- [GIVEN DATA]
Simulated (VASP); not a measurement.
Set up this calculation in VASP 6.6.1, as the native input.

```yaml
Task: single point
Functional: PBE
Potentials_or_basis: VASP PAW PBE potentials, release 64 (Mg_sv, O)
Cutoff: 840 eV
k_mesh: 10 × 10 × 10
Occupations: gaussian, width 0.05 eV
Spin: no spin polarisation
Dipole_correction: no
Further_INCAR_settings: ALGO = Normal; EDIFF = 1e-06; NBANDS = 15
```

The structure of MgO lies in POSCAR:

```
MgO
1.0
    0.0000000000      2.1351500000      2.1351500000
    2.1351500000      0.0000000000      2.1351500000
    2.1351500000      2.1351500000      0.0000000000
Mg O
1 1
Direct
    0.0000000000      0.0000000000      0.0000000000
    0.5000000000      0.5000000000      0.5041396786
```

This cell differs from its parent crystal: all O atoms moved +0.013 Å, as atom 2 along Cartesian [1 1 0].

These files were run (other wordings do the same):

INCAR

- [REQUIREMENT] Copy all of the data above, character for character.

- [TASK ANSWER]
Simulated (VASP); not a measurement.
Set up this calculation in VASP 6.6.1, as the native input.

```yaml
Task: single point
Functional: PBE
Potentials_or_basis: VASP PAW PBE potentials, release 64 (Mg_sv, O)
Cutoff: 840 eV
k_mesh: 10 × 10 × 10
Occupations: gaussian, width 0.05 eV
Spin: no spin polarisation
Dipole_correction: no
Further_INCAR_settings: ALGO = Normal; EDIFF = 1e-06; NBANDS = 15
```

The structure of MgO lies in POSCAR:

```
MgO
1.0
    0.0000000000      2.1351500000      2.1351500000
    2.1351500000      0.0000000000      2.1351500000
    2.1351500000      2.1351500000      0.0000000000
Mg O
1 1
Direct
    0.0000000000      0.0000000000      0.0000000000
    0.5000000000      0.5000000000      0.5041396786
```

This cell differs from its parent crystal: all O atoms moved +0.013 Å, as atom 2 along Cartesian [1 1 0].

These files were run (other wordings do the same):

INCAR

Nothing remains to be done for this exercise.